----- MATERIAL SUPPLIED -----
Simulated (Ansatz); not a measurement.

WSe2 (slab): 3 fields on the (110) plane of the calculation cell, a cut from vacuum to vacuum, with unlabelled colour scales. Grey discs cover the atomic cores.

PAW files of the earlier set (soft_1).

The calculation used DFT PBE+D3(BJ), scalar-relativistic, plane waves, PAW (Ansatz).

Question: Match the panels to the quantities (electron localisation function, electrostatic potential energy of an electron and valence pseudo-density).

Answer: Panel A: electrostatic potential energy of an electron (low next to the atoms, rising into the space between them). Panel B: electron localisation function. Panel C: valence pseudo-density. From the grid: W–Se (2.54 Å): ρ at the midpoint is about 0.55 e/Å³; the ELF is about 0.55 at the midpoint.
-----

**WORK ORDER**
Could you restate every record word for word?

**YOUR RESPONSE**
Simulated (Ansatz); not a measurement.

WSe2 (slab): 3 fields on the (110) plane of the calculation cell, a cut from vacuum to vacuum, with unlabelled colour scales. Grey discs cover the atomic cores.

PAW files of the earlier set (soft_1).

The calculation used DFT PBE+D3(BJ), scalar-relativistic, plane waves, PAW (Ansatz).

Question: Match the panels to the quantities (electron localisation function, electrostatic potential energy of an electron and valence pseudo-density).

Answer: Panel A: electrostatic potential energy of an electron (low next to the atoms, rising into the space between them). Panel B: electron localisation function. Panel C: valence pseudo-density. From the grid: W–Se (2.54 Å): ρ at the midpoint is about 0.55 e/Å³; the ELF is about 0.55 at the midpoint.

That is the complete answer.